───── Raw data
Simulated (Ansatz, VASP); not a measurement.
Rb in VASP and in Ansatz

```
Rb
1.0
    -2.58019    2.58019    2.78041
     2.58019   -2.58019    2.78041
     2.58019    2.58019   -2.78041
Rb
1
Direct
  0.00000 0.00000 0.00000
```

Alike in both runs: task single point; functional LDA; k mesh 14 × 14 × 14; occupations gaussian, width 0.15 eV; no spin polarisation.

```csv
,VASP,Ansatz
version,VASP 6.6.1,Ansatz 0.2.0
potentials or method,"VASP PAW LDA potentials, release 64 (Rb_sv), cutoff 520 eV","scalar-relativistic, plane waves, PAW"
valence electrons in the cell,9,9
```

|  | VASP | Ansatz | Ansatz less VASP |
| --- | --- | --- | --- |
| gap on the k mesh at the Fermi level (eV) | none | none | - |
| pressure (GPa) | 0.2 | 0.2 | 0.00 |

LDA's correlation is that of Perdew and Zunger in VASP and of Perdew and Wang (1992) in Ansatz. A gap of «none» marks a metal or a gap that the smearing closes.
──────────

Work item: Copy all the entries exactly.

Solution:
Simulated (Ansatz, VASP); not a measurement.
Rb in VASP and in Ansatz

```
Rb
1.0
    -2.58019    2.58019    2.78041
     2.58019   -2.58019    2.78041
     2.58019    2.58019   -2.78041
Rb
1
Direct
  0.00000 0.00000 0.00000
```

Alike in both runs: task single point; functional LDA; k mesh 14 × 14 × 14; occupations gaussian, width 0.15 eV; no spin polarisation.

```csv
,VASP,Ansatz
version,VASP 6.6.1,Ansatz 0.2.0
potentials or method,"VASP PAW LDA potentials, release 64 (Rb_sv), cutoff 520 eV","scalar-relativistic, plane waves, PAW"
valence electrons in the cell,9,9
```

|  | VASP | Ansatz | Ansatz less VASP |
| --- | --- | --- | --- |
| gap on the k mesh at the Fermi level (eV) | none | none | - |
| pressure (GPa) | 0.2 | 0.2 | 0.00 |

LDA's correlation is that of Perdew and Zunger in VASP and of Perdew and Wang (1992) in Ansatz. A gap of «none» marks a metal or a gap that the smearing closes.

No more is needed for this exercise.